§ **Extracted entries**
______

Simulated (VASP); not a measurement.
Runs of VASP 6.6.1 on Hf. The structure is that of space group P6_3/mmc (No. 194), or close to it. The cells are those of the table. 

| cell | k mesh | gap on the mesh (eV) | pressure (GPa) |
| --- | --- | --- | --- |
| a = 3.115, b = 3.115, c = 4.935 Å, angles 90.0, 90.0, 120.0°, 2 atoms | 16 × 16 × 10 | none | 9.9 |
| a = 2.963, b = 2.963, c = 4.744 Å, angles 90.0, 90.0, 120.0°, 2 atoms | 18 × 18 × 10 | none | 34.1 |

______

§ **Required action**
The records above are to be set down again exactly as written.

§ **Exercise result**
Simulated (VASP); not a measurement.
Runs of VASP 6.6.1 on Hf. The structure is that of space group P6_3/mmc (No. 194), or close to it. The cells are those of the table. 

| cell | k mesh | gap on the mesh (eV) | pressure (GPa) |
| --- | --- | --- | --- |
| a = 3.115, b = 3.115, c = 4.935 Å, angles 90.0, 90.0, 120.0°, 2 atoms | 16 × 16 × 10 | none | 9.9 |
| a = 2.963, b = 2.963, c = 4.744 Å, angles 90.0, 90.0, 120.0°, 2 atoms | 18 × 18 × 10 | none | 34.1 |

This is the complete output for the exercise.